# # # #

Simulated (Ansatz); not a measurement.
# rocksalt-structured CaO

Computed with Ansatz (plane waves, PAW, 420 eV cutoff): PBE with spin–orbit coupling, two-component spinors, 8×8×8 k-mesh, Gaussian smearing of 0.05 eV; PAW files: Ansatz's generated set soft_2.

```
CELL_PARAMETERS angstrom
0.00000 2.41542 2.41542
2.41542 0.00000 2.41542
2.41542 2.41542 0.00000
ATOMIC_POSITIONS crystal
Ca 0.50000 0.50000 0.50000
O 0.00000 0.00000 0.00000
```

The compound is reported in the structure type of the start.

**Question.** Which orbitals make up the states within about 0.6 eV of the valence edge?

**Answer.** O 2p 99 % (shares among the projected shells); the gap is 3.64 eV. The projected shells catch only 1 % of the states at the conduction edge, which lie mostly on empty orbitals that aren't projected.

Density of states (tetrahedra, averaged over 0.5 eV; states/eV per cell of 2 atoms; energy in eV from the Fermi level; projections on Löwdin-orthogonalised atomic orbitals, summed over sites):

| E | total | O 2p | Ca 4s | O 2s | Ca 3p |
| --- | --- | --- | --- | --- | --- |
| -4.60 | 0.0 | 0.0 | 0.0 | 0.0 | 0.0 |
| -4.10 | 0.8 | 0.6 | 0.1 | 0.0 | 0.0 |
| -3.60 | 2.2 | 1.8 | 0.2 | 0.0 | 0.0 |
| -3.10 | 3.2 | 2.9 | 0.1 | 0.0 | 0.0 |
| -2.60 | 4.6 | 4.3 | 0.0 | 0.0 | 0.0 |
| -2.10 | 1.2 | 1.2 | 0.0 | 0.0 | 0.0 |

# # # #

Using the listing above, return word for word each line from the one that has "# rocksalt-structured CaO" through the one that has "2s | Ca 3p |", and no line outside that range.

*Expected answer*
# rocksalt-structured CaO

Computed with Ansatz (plane waves, PAW, 420 eV cutoff): PBE with spin–orbit coupling, two-component spinors, 8×8×8 k-mesh, Gaussian smearing of 0.05 eV; PAW files: Ansatz's generated set soft_2.

```
CELL_PARAMETERS angstrom
0.00000 2.41542 2.41542
2.41542 0.00000 2.41542
2.41542 2.41542 0.00000
ATOMIC_POSITIONS crystal
Ca 0.50000 0.50000 0.50000
O 0.00000 0.00000 0.00000
```

The compound is reported in the structure type of the start.

**Question.** Which orbitals make up the states within about 0.6 eV of the valence edge?

**Answer.** O 2p 99 % (shares among the projected shells); the gap is 3.64 eV. The projected shells catch only 1 % of the states at the conduction edge, which lie mostly on empty orbitals that aren't projected.

Density of states (tetrahedra, averaged over 0.5 eV; states/eV per cell of 2 atoms; energy in eV from the Fermi level; projections on Löwdin-orthogonalised atomic orbitals, summed over sites):

| E | total | O 2p | Ca 4s | O 2s | Ca 3p |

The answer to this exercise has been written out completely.